* **WORK ITEM**: Quote the material below exactly as written, from the first line to the line that holds "Caveat: the cell", endpoints included.

* **LISTED ENTRIES**:
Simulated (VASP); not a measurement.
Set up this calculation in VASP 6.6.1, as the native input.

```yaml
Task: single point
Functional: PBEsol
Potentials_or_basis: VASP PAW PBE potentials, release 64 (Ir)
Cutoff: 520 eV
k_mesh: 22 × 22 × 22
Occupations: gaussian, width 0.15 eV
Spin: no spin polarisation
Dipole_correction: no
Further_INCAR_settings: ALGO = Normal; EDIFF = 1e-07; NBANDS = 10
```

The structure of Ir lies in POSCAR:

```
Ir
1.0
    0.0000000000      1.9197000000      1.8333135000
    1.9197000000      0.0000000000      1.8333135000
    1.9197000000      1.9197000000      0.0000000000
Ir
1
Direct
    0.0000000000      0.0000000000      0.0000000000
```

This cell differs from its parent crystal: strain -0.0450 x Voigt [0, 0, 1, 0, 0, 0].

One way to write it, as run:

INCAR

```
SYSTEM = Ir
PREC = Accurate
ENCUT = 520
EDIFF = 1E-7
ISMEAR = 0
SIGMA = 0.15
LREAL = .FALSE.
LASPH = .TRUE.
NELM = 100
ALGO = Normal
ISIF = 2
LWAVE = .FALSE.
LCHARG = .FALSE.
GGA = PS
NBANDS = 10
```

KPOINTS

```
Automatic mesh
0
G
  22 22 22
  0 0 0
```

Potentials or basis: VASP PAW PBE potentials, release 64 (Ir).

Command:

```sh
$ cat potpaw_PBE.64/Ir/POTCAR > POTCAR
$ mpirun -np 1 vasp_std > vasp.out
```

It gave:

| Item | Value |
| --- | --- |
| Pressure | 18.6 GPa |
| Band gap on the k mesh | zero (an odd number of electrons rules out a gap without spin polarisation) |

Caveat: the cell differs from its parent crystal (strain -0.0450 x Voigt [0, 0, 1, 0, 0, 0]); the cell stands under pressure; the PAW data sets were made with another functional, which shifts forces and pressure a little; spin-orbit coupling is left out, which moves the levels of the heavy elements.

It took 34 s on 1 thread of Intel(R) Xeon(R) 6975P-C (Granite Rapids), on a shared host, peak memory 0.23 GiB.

* **WRITTEN SOLUTION**:
Simulated (VASP); not a measurement.
Set up this calculation in VASP 6.6.1, as the native input.

```yaml
Task: single point
Functional: PBEsol
Potentials_or_basis: VASP PAW PBE potentials, release 64 (Ir)
Cutoff: 520 eV
k_mesh: 22 × 22 × 22
Occupations: gaussian, width 0.15 eV
Spin: no spin polarisation
Dipole_correction: no
Further_INCAR_settings: ALGO = Normal; EDIFF = 1e-07; NBANDS = 10
```

The structure of Ir lies in POSCAR:

```
Ir
1.0
    0.0000000000      1.9197000000      1.8333135000
    1.9197000000      0.0000000000      1.8333135000
    1.9197000000      1.9197000000      0.0000000000
Ir
1
Direct
    0.0000000000      0.0000000000      0.0000000000
```

This cell differs from its parent crystal: strain -0.0450 x Voigt [0, 0, 1, 0, 0, 0].

One way to write it, as run:

INCAR

```
SYSTEM = Ir
PREC = Accurate
ENCUT = 520
EDIFF = 1E-7
ISMEAR = 0
SIGMA = 0.15
LREAL = .FALSE.
LASPH = .TRUE.
NELM = 100
ALGO = Normal
ISIF = 2
LWAVE = .FALSE.
LCHARG = .FALSE.
GGA = PS
NBANDS = 10
```

KPOINTS

```
Automatic mesh
0
G
  22 22 22
  0 0 0
```

Potentials or basis: VASP PAW PBE potentials, release 64 (Ir).

Command:

```sh
$ cat potpaw_PBE.64/Ir/POTCAR > POTCAR
$ mpirun -np 1 vasp_std > vasp.out
```

It gave:

| Item | Value |
| --- | --- |
| Pressure | 18.6 GPa |
| Band gap on the k mesh | zero (an odd number of electrons rules out a gap without spin polarisation) |

Caveat: the cell differs from its parent crystal (strain -0.0450 x Voigt [0, 0, 1, 0, 0, 0]); the cell stands under pressure; the PAW data sets were made with another functional, which shifts forces and pressure a little; spin-orbit coupling is left out, which moves the levels of the heavy elements.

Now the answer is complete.